*** Opening of DATA PROVIDED ***

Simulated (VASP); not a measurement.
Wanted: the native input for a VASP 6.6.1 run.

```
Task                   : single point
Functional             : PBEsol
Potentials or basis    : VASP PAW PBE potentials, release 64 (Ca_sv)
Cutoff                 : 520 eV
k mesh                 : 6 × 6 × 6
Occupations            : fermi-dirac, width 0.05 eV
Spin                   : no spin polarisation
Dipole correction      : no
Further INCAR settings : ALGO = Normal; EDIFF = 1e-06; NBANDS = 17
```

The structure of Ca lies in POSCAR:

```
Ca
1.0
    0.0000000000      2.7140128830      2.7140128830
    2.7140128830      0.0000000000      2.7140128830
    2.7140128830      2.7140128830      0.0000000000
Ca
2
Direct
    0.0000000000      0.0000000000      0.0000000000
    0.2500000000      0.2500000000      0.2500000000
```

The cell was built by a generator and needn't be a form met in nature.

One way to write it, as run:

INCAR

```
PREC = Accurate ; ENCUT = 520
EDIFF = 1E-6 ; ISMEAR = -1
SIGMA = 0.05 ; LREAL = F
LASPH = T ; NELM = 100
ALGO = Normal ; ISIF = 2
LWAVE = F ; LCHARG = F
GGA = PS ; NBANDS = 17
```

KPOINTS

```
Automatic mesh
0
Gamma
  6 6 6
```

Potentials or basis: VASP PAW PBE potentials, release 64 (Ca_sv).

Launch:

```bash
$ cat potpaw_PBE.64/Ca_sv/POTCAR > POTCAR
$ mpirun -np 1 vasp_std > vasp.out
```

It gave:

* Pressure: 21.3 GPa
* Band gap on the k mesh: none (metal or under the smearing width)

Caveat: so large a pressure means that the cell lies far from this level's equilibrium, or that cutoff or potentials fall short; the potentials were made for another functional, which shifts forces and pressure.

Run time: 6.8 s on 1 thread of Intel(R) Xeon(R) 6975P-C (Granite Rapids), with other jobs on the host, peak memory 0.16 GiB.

*** Close of DATA PROVIDED ***

• _WORK INSTRUCTION_
From the entries above, give again exactly the lines running from the line with "Pressure: 21.3 GPa" to the line with "Caveat: so large"; include both of those lines.

• _RESPONSE BOX_
* Pressure: 21.3 GPa
* Band gap on the k mesh: none (metal or under the smearing width)

Caveat: so large a pressure means that the cell lies far from this level's equilibrium, or that cutoff or potentials fall short; the potentials were made for another functional, which shifts forces and pressure.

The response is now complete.